─── Raw data
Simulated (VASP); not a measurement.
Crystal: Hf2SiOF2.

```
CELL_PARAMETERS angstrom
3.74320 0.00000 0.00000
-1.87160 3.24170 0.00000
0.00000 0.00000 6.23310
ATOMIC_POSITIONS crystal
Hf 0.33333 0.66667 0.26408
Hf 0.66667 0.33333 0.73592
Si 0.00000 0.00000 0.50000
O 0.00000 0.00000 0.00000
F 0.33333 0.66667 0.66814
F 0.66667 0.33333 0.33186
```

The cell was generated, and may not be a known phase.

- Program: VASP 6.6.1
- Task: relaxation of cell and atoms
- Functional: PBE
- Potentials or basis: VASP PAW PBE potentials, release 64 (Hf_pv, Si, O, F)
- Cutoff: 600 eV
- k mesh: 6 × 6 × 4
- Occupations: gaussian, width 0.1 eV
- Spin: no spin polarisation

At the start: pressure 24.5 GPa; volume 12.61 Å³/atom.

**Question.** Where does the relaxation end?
──────

__Work instruction__
The answer must restate each entry word for word.

__Response box__
Simulated (VASP); not a measurement.
Crystal: Hf2SiOF2.

```
CELL_PARAMETERS angstrom
3.74320 0.00000 0.00000
-1.87160 3.24170 0.00000
0.00000 0.00000 6.23310
ATOMIC_POSITIONS crystal
Hf 0.33333 0.66667 0.26408
Hf 0.66667 0.33333 0.73592
Si 0.00000 0.00000 0.50000
O 0.00000 0.00000 0.00000
F 0.33333 0.66667 0.66814
F 0.66667 0.33333 0.33186
```

The cell was generated, and may not be a known phase.

- Program: VASP 6.6.1
- Task: relaxation of cell and atoms
- Functional: PBE
- Potentials or basis: VASP PAW PBE potentials, release 64 (Hf_pv, Si, O, F)
- Cutoff: 600 eV
- k mesh: 6 × 6 × 4
- Occupations: gaussian, width 0.1 eV
- Spin: no spin polarisation

At the start: pressure 24.5 GPa; volume 12.61 Å³/atom.

**Question.** Where does the relaxation end?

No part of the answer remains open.